REQUIRED ACTION >> Look through the entries below and extract exactly the lines from the one containing "Alike in all" through the one containing "Answer: (a) 0.33;", ends included.

◆ ◆ ◆

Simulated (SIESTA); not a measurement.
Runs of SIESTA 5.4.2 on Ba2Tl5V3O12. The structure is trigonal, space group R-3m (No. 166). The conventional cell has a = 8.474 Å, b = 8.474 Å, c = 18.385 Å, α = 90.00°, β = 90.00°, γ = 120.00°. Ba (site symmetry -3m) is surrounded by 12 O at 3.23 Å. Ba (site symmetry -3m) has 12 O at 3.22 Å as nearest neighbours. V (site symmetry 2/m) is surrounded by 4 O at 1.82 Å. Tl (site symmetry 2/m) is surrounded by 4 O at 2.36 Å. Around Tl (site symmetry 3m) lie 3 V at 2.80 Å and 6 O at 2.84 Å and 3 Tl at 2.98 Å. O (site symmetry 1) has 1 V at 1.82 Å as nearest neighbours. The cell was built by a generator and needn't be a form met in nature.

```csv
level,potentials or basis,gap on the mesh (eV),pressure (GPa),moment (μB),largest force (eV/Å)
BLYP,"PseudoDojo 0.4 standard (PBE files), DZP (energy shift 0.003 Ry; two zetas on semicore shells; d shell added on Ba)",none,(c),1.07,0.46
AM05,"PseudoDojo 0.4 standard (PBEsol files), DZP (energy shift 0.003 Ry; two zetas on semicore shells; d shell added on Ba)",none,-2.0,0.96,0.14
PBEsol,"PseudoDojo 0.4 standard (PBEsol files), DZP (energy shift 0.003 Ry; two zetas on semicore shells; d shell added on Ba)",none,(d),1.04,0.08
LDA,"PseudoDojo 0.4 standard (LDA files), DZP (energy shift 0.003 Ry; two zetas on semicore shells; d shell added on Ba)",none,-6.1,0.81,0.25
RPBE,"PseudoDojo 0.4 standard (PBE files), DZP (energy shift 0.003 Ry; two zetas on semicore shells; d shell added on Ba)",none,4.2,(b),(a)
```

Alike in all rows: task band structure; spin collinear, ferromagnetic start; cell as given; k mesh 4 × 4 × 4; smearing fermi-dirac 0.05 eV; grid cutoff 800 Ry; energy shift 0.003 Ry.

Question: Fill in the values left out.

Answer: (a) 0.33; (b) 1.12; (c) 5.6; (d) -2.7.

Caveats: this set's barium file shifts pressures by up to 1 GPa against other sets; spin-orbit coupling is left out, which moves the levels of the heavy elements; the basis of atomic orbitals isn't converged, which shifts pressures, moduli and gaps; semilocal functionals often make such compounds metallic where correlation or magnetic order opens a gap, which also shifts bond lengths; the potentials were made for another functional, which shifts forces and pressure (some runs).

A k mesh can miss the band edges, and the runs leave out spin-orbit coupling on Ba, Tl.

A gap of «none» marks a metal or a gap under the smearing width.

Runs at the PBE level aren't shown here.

◆ ◆ ◆

ANSWER SECTION >>
Alike in all rows: task band structure; spin collinear, ferromagnetic start; cell as given; k mesh 4 × 4 × 4; smearing fermi-dirac 0.05 eV; grid cutoff 800 Ry; energy shift 0.003 Ry.

Question: Fill in the values left out.

Answer: (a) 0.33; (b) 1.12; (c) 5.6; (d) -2.7.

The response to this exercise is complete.